- [Supplied records]
^^^^^^^^
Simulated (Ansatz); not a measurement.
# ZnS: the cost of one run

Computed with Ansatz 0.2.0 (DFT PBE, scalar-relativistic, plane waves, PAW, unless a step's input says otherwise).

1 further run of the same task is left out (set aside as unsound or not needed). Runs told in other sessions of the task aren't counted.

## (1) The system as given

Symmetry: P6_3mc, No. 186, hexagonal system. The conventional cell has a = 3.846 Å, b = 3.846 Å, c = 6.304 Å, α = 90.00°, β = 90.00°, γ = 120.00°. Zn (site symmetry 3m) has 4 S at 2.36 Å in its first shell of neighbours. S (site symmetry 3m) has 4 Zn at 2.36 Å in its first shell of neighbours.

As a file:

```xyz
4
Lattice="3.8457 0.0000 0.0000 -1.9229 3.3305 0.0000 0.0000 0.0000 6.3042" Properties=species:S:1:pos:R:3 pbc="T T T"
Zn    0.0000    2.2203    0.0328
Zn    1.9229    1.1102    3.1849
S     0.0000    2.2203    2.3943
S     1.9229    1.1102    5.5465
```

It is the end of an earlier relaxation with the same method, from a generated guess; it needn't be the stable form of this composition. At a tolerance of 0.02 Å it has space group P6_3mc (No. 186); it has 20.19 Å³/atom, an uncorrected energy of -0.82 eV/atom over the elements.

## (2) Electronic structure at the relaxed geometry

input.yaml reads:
^^^^^^^^

- [Requirement] Output the material above exactly, but only from the line that carries "# ZnS: the cost of one run" through the line that carries "## (2) Electronic".

- [Solution]
# ZnS: the cost of one run

Computed with Ansatz 0.2.0 (DFT PBE, scalar-relativistic, plane waves, PAW, unless a step's input says otherwise).

1 further run of the same task is left out (set aside as unsound or not needed). Runs told in other sessions of the task aren't counted.

## (1) The system as given

Symmetry: P6_3mc, No. 186, hexagonal system. The conventional cell has a = 3.846 Å, b = 3.846 Å, c = 6.304 Å, α = 90.00°, β = 90.00°, γ = 120.00°. Zn (site symmetry 3m) has 4 S at 2.36 Å in its first shell of neighbours. S (site symmetry 3m) has 4 Zn at 2.36 Å in its first shell of neighbours.

As a file:

```xyz
4
Lattice="3.8457 0.0000 0.0000 -1.9229 3.3305 0.0000 0.0000 0.0000 6.3042" Properties=species:S:1:pos:R:3 pbc="T T T"
Zn    0.0000    2.2203    0.0328
Zn    1.9229    1.1102    3.1849
S     0.0000    2.2203    2.3943
S     1.9229    1.1102    5.5465
```

It is the end of an earlier relaxation with the same method, from a generated guess; it needn't be the stable form of this composition. At a tolerance of 0.02 Å it has space group P6_3mc (No. 186); it has 20.19 Å³/atom, an uncorrected energy of -0.82 eV/atom over the elements.

## (2) Electronic structure at the relaxed geometry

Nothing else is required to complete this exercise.